(EXCERPTED DATA)

#####

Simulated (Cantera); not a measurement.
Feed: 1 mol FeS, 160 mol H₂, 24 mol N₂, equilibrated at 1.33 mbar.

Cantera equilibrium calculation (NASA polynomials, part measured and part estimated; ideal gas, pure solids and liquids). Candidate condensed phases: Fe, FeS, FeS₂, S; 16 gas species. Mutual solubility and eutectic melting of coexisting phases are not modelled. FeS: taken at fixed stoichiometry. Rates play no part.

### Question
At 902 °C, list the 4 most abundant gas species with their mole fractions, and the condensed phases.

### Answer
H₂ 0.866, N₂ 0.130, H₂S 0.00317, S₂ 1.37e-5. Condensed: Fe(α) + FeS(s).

#####

(WORK INSTRUCTION) All of the material above is to be retyped word for word.

(ANSWER BOX)
Simulated (Cantera); not a measurement.
Feed: 1 mol FeS, 160 mol H₂, 24 mol N₂, equilibrated at 1.33 mbar.

Cantera equilibrium calculation (NASA polynomials, part measured and part estimated; ideal gas, pure solids and liquids). Candidate condensed phases: Fe, FeS, FeS₂, S; 16 gas species. Mutual solubility and eutectic melting of coexisting phases are not modelled. FeS: taken at fixed stoichiometry. Rates play no part.

### Question
At 902 °C, list the 4 most abundant gas species with their mole fractions, and the condensed phases.

### Answer
H₂ 0.866, N₂ 0.130, H₂S 0.00317, S₂ 1.37e-5. Condensed: Fe(α) + FeS(s).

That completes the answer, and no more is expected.